⁂

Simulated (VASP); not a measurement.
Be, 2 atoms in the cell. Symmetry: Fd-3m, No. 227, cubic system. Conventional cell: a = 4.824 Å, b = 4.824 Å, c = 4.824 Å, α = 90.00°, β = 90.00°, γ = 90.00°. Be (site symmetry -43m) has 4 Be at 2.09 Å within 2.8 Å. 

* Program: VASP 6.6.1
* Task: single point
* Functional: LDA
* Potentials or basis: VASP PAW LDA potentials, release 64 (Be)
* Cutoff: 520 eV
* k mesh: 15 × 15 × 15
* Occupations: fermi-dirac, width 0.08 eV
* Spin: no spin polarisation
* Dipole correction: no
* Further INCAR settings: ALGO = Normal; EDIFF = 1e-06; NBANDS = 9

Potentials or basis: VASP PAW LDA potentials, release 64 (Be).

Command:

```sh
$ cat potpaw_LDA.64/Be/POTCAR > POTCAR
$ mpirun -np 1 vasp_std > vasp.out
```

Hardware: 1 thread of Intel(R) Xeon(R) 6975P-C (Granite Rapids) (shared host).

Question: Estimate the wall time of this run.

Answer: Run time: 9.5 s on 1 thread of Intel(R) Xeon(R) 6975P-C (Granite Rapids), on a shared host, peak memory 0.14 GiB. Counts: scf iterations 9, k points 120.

⁂

- **TASK ITEM**
Quote every record above exactly.

- **TASK RESULT**
Simulated (VASP); not a measurement.
Be, 2 atoms in the cell. Symmetry: Fd-3m, No. 227, cubic system. Conventional cell: a = 4.824 Å, b = 4.824 Å, c = 4.824 Å, α = 90.00°, β = 90.00°, γ = 90.00°. Be (site symmetry -43m) has 4 Be at 2.09 Å within 2.8 Å. 

* Program: VASP 6.6.1
* Task: single point
* Functional: LDA
* Potentials or basis: VASP PAW LDA potentials, release 64 (Be)
* Cutoff: 520 eV
* k mesh: 15 × 15 × 15
* Occupations: fermi-dirac, width 0.08 eV
* Spin: no spin polarisation
* Dipole correction: no
* Further INCAR settings: ALGO = Normal; EDIFF = 1e-06; NBANDS = 9

Potentials or basis: VASP PAW LDA potentials, release 64 (Be).

Command:

```sh
$ cat potpaw_LDA.64/Be/POTCAR > POTCAR
$ mpirun -np 1 vasp_std > vasp.out
```

Hardware: 1 thread of Intel(R) Xeon(R) 6975P-C (Granite Rapids) (shared host).

Question: Estimate the wall time of this run.

Answer: Run time: 9.5 s on 1 thread of Intel(R) Xeon(R) 6975P-C (Granite Rapids), on a shared host, peak memory 0.14 GiB. Counts: scf iterations 9, k points 120.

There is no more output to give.